WORK REQUEST. Treat the line containing "The maps cover" as the last one, and return every line exactly from the first line of the material below up to it.

LISTED ENTRIES.
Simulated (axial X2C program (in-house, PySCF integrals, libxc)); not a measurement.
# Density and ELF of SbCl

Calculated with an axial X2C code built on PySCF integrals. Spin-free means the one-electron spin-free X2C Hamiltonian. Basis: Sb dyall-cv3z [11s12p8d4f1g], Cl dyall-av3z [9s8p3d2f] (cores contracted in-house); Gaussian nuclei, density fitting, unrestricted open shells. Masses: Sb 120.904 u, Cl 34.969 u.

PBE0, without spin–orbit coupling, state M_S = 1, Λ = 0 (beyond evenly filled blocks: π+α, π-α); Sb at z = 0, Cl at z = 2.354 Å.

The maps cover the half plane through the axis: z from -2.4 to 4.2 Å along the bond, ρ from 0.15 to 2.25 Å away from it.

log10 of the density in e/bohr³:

RESULT.
Simulated (axial X2C program (in-house, PySCF integrals, libxc)); not a measurement.
# Density and ELF of SbCl

Calculated with an axial X2C code built on PySCF integrals. Spin-free means the one-electron spin-free X2C Hamiltonian. Basis: Sb dyall-cv3z [11s12p8d4f1g], Cl dyall-av3z [9s8p3d2f] (cores contracted in-house); Gaussian nuclei, density fitting, unrestricted open shells. Masses: Sb 120.904 u, Cl 34.969 u.

PBE0, without spin–orbit coupling, state M_S = 1, Λ = 0 (beyond evenly filled blocks: π+α, π-α); Sb at z = 0, Cl at z = 2.354 Å.

The maps cover the half plane through the axis: z from -2.4 to 4.2 Å along the bond, ρ from 0.15 to 2.25 Å away from it.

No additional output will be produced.